WORK ITEM: Set down each entry exactly as it stands, without altering a single character.

■ ■ ■ ■ ■

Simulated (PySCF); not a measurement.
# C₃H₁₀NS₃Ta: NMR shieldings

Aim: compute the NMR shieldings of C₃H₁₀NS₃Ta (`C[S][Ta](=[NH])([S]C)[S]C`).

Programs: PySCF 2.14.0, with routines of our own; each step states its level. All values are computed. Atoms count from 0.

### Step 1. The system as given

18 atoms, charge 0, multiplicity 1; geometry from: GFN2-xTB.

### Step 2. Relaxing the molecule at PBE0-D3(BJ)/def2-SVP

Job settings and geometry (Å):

■ ■ ■ ■ ■

PROBLEM SOLUTION:
Simulated (PySCF); not a measurement.
# C₃H₁₀NS₃Ta: NMR shieldings

Aim: compute the NMR shieldings of C₃H₁₀NS₃Ta (`C[S][Ta](=[NH])([S]C)[S]C`).

Programs: PySCF 2.14.0, with routines of our own; each step states its level. All values are computed. Atoms count from 0.

### Step 1. The system as given

18 atoms, charge 0, multiplicity 1; geometry from: GFN2-xTB.

### Step 2. Relaxing the molecule at PBE0-D3(BJ)/def2-SVP

Job settings and geometry (Å):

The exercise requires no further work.